Data excerpts =
'''

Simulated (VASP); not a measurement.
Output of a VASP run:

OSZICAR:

'''

Action item =
All records shown above are to be output exactly.

Answer section =
Simulated (VASP); not a measurement.
Output of a VASP run:

OSZICAR:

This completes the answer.